--- ACTION ITEM ---
An exact copy of all entries is required.

--- PROVIDED DATA ---
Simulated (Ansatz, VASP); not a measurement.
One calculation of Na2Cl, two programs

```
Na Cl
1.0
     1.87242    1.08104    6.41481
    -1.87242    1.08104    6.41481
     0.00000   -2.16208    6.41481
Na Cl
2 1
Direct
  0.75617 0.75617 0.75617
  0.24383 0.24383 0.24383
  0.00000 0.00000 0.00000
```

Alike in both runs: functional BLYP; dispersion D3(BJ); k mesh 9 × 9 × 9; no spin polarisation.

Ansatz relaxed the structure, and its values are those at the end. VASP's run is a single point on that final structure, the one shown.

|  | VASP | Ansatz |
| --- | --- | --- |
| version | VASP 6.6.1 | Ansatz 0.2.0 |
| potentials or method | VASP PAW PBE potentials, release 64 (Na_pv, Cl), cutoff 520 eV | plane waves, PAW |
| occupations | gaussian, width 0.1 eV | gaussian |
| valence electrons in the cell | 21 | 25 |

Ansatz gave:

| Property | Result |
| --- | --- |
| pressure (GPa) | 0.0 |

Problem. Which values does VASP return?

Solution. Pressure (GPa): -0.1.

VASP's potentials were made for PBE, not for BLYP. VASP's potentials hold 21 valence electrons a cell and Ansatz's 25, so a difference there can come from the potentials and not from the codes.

--- RESPONSE AREA ---
Simulated (Ansatz, VASP); not a measurement.
One calculation of Na2Cl, two programs

```
Na Cl
1.0
     1.87242    1.08104    6.41481
    -1.87242    1.08104    6.41481
     0.00000   -2.16208    6.41481
Na Cl
2 1
Direct
  0.75617 0.75617 0.75617
  0.24383 0.24383 0.24383
  0.00000 0.00000 0.00000
```

Alike in both runs: functional BLYP; dispersion D3(BJ); k mesh 9 × 9 × 9; no spin polarisation.

Ansatz relaxed the structure, and its values are those at the end. VASP's run is a single point on that final structure, the one shown.

|  | VASP | Ansatz |
| --- | --- | --- |
| version | VASP 6.6.1 | Ansatz 0.2.0 |
| potentials or method | VASP PAW PBE potentials, release 64 (Na_pv, Cl), cutoff 520 eV | plane waves, PAW |
| occupations | gaussian, width 0.1 eV | gaussian |
| valence electrons in the cell | 21 | 25 |

Ansatz gave:

| Property | Result |
| --- | --- |
| pressure (GPa) | 0.0 |

Problem. Which values does VASP return?

Solution. Pressure (GPa): -0.1.

VASP's potentials were made for PBE, not for BLYP. VASP's potentials hold 21 valence electrons a cell and Ansatz's 25, so a difference there can come from the potentials and not from the codes.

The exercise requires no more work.